Activity: Copy the records. Keep every line exactly as it is.

= = = = =
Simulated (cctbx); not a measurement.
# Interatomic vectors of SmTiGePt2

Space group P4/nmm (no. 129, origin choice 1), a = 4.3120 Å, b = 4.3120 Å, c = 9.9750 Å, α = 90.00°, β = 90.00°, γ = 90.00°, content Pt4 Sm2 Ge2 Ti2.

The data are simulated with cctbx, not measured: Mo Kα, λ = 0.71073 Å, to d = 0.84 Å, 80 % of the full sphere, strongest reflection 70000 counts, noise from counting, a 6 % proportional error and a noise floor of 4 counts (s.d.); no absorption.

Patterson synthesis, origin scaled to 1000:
= = = = =

Exercise answer:
Simulated (cctbx); not a measurement.
# Interatomic vectors of SmTiGePt2

Space group P4/nmm (no. 129, origin choice 1), a = 4.3120 Å, b = 4.3120 Å, c = 9.9750 Å, α = 90.00°, β = 90.00°, γ = 90.00°, content Pt4 Sm2 Ge2 Ti2.

The data are simulated with cctbx, not measured: Mo Kα, λ = 0.71073 Å, to d = 0.84 Å, 80 % of the full sphere, strongest reflection 70000 counts, noise from counting, a 6 % proportional error and a noise floor of 4 counts (s.d.); no absorption.

Patterson synthesis, origin scaled to 1000:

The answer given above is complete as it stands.